**Brief**
Give back every entry below, exactly as written.

***

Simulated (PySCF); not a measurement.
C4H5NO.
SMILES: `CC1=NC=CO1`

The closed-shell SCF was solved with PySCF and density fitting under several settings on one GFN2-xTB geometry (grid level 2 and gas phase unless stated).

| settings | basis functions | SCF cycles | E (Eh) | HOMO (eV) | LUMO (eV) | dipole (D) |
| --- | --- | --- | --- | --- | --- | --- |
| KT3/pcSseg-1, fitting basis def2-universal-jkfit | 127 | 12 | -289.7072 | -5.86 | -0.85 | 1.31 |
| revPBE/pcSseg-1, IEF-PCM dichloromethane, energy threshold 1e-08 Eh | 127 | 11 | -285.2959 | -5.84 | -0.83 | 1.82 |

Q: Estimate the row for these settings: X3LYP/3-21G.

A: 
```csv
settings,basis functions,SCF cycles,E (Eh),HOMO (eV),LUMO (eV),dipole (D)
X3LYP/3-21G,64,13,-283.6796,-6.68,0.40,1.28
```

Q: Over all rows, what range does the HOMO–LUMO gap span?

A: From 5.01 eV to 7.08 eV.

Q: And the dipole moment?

***

**Exercise result**
Simulated (PySCF); not a measurement.
C4H5NO.
SMILES: `CC1=NC=CO1`

The closed-shell SCF was solved with PySCF and density fitting under several settings on one GFN2-xTB geometry (grid level 2 and gas phase unless stated).

| settings | basis functions | SCF cycles | E (Eh) | HOMO (eV) | LUMO (eV) | dipole (D) |
| --- | --- | --- | --- | --- | --- | --- |
| KT3/pcSseg-1, fitting basis def2-universal-jkfit | 127 | 12 | -289.7072 | -5.86 | -0.85 | 1.31 |
| revPBE/pcSseg-1, IEF-PCM dichloromethane, energy threshold 1e-08 Eh | 127 | 11 | -285.2959 | -5.84 | -0.83 | 1.82 |

Q: Estimate the row for these settings: X3LYP/3-21G.

A: 
```csv
settings,basis functions,SCF cycles,E (Eh),HOMO (eV),LUMO (eV),dipole (D)
X3LYP/3-21G,64,13,-283.6796,-6.68,0.40,1.28
```

Q: Over all rows, what range does the HOMO–LUMO gap span?

A: From 5.01 eV to 7.08 eV.

Q: And the dipole moment?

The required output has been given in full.